▸ **Given data**:
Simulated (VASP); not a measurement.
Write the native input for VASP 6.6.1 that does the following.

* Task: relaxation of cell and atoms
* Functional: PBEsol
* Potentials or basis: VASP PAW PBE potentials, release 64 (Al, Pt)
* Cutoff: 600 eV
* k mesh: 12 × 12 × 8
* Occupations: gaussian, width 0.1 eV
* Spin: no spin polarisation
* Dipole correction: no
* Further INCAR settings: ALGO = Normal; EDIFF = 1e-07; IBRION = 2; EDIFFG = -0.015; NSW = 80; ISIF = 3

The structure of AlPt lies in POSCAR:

▸ **Action item**: The entries listed above are to be output exactly. Leave none out.

▸ **Written response**:
Simulated (VASP); not a measurement.
Write the native input for VASP 6.6.1 that does the following.

* Task: relaxation of cell and atoms
* Functional: PBEsol
* Potentials or basis: VASP PAW PBE potentials, release 64 (Al, Pt)
* Cutoff: 600 eV
* k mesh: 12 × 12 × 8
* Occupations: gaussian, width 0.1 eV
* Spin: no spin polarisation
* Dipole correction: no
* Further INCAR settings: ALGO = Normal; EDIFF = 1e-07; IBRION = 2; EDIFFG = -0.015; NSW = 80; ISIF = 3

The structure of AlPt lies in POSCAR:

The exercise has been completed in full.